Records provided:

○ ○ ○ ○

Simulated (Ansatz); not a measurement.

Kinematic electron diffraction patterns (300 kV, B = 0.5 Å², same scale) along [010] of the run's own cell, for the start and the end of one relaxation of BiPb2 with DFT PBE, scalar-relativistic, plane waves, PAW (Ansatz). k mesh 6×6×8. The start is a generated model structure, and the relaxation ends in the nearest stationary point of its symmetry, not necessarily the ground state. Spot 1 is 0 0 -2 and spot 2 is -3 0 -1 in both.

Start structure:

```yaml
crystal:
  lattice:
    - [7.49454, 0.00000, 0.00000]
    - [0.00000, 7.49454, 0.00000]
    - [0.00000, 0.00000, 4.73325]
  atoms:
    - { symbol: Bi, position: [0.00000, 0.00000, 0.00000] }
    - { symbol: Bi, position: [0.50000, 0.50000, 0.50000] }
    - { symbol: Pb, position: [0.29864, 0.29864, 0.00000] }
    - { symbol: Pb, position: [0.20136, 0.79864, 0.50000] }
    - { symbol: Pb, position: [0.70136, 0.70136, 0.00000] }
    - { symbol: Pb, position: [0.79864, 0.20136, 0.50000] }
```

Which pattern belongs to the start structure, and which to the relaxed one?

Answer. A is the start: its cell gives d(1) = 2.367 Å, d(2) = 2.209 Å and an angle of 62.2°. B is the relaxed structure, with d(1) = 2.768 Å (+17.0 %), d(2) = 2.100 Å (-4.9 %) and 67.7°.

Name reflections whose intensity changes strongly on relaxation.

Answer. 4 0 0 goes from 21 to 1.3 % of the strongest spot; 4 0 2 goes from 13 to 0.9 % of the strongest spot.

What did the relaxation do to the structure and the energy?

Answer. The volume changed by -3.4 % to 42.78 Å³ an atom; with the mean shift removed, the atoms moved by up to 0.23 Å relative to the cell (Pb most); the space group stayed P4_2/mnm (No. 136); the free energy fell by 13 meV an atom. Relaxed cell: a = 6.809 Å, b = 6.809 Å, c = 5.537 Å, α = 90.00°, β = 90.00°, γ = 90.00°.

○ ○ ○ ○

Work task: Repeat exactly, and only, the run of lines from the start of the material above through the line that holds "What did the".

Answer area:
Simulated (Ansatz); not a measurement.

Kinematic electron diffraction patterns (300 kV, B = 0.5 Å², same scale) along [010] of the run's own cell, for the start and the end of one relaxation of BiPb2 with DFT PBE, scalar-relativistic, plane waves, PAW (Ansatz). k mesh 6×6×8. The start is a generated model structure, and the relaxation ends in the nearest stationary point of its symmetry, not necessarily the ground state. Spot 1 is 0 0 -2 and spot 2 is -3 0 -1 in both.

Start structure:

```yaml
crystal:
  lattice:
    - [7.49454, 0.00000, 0.00000]
    - [0.00000, 7.49454, 0.00000]
    - [0.00000, 0.00000, 4.73325]
  atoms:
    - { symbol: Bi, position: [0.00000, 0.00000, 0.00000] }
    - { symbol: Bi, position: [0.50000, 0.50000, 0.50000] }
    - { symbol: Pb, position: [0.29864, 0.29864, 0.00000] }
    - { symbol: Pb, position: [0.20136, 0.79864, 0.50000] }
    - { symbol: Pb, position: [0.70136, 0.70136, 0.00000] }
    - { symbol: Pb, position: [0.79864, 0.20136, 0.50000] }
```

Which pattern belongs to the start structure, and which to the relaxed one?

Answer. A is the start: its cell gives d(1) = 2.367 Å, d(2) = 2.209 Å and an angle of 62.2°. B is the relaxed structure, with d(1) = 2.768 Å (+17.0 %), d(2) = 2.100 Å (-4.9 %) and 67.7°.

Name reflections whose intensity changes strongly on relaxation.

Answer. 4 0 0 goes from 21 to 1.3 % of the strongest spot; 4 0 2 goes from 13 to 0.9 % of the strongest spot.

What did the relaxation do to the structure and the energy?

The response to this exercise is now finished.